- _Dataset excerpts_:
[Start of Attachment]

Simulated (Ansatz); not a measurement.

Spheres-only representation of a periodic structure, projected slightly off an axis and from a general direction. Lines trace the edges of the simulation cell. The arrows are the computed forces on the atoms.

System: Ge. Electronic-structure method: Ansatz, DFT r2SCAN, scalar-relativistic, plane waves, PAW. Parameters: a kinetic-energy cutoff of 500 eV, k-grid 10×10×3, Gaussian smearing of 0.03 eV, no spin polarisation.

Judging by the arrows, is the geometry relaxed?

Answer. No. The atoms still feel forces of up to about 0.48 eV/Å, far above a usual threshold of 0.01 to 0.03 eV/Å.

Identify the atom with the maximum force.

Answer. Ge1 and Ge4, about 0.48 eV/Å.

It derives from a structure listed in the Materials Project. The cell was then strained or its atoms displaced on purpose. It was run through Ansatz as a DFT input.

[End of Attachment]

- _Brief_:
The material must be reproduced word for word.

- _Task response_:
Simulated (Ansatz); not a measurement.

Spheres-only representation of a periodic structure, projected slightly off an axis and from a general direction. Lines trace the edges of the simulation cell. The arrows are the computed forces on the atoms.

System: Ge. Electronic-structure method: Ansatz, DFT r2SCAN, scalar-relativistic, plane waves, PAW. Parameters: a kinetic-energy cutoff of 500 eV, k-grid 10×10×3, Gaussian smearing of 0.03 eV, no spin polarisation.

Judging by the arrows, is the geometry relaxed?

Answer. No. The atoms still feel forces of up to about 0.48 eV/Å, far above a usual threshold of 0.01 to 0.03 eV/Å.

Identify the atom with the maximum force.

Answer. Ge1 and Ge4, about 0.48 eV/Å.

It derives from a structure listed in the Materials Project. The cell was then strained or its atoms displaced on purpose. It was run through Ansatz as a DFT input.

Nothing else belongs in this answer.